[TASK ITEM]
Go to the line holding "Give the bubble" in the entries below and write out exactly every line down to and including the line holding "x = 0.35: 0.7461".

(DATA UNDER STUDY Opens)
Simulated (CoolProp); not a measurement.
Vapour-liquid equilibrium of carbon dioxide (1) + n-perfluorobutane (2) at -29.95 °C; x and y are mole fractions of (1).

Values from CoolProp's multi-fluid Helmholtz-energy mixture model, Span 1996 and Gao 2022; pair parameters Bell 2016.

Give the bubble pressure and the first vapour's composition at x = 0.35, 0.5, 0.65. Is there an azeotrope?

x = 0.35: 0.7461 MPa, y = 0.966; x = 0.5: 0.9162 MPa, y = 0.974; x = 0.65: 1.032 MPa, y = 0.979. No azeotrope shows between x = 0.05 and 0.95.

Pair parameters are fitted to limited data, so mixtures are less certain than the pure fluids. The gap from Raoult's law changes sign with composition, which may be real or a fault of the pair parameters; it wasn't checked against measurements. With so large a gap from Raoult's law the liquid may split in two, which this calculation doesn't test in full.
(DATA UNDER STUDY Closes)

[WORKED SOLUTION]
Give the bubble pressure and the first vapour's composition at x = 0.35, 0.5, 0.65. Is there an azeotrope?

x = 0.35: 0.7461 MPa, y = 0.966; x = 0.5: 0.9162 MPa, y = 0.974; x = 0.65: 1.032 MPa, y = 0.979. No azeotrope shows between x = 0.05 and 0.95.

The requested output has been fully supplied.